SOURCE INFORMATION.
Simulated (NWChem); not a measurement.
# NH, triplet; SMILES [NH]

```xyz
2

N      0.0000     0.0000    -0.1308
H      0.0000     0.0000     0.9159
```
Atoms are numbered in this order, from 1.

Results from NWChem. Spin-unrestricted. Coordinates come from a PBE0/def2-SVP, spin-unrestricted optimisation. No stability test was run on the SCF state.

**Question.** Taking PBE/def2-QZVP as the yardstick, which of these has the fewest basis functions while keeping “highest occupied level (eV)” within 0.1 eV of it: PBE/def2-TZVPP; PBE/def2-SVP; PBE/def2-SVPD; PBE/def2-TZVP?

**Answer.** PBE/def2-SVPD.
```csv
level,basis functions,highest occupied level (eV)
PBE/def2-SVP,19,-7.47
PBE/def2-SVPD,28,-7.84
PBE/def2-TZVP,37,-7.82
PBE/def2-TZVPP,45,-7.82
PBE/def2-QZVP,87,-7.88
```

REQUIRED ACTION. Could you transcribe the whole listing exactly?

EXERCISE RESULT.
Simulated (NWChem); not a measurement.
# NH, triplet; SMILES [NH]

```xyz
2

N      0.0000     0.0000    -0.1308
H      0.0000     0.0000     0.9159
```
Atoms are numbered in this order, from 1.

Results from NWChem. Spin-unrestricted. Coordinates come from a PBE0/def2-SVP, spin-unrestricted optimisation. No stability test was run on the SCF state.

**Question.** Taking PBE/def2-QZVP as the yardstick, which of these has the fewest basis functions while keeping “highest occupied level (eV)” within 0.1 eV of it: PBE/def2-TZVPP; PBE/def2-SVP; PBE/def2-SVPD; PBE/def2-TZVP?

**Answer.** PBE/def2-SVPD.
```csv
level,basis functions,highest occupied level (eV)
PBE/def2-SVP,19,-7.47
PBE/def2-SVPD,28,-7.84
PBE/def2-TZVP,37,-7.82
PBE/def2-TZVPP,45,-7.82
PBE/def2-QZVP,87,-7.88
```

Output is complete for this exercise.